Activity → In the reply, include exactly the lines of the entries below from the first to the line with "Space group F-43m;", that line included.

↓

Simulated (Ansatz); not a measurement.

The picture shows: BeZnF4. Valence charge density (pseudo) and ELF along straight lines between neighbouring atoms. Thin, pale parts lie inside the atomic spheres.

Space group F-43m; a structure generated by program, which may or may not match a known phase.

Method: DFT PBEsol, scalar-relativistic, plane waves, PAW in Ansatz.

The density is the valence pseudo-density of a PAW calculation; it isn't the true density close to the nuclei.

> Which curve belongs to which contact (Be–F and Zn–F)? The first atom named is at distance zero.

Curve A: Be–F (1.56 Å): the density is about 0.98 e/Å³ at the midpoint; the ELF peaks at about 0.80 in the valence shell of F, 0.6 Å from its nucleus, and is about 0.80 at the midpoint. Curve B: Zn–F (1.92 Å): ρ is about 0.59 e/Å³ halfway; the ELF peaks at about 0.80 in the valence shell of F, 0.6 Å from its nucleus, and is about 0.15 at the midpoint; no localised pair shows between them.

↑

Exercise answer →
Simulated (Ansatz); not a measurement.

The picture shows: BeZnF4. Valence charge density (pseudo) and ELF along straight lines between neighbouring atoms. Thin, pale parts lie inside the atomic spheres.

Space group F-43m; a structure generated by program, which may or may not match a known phase.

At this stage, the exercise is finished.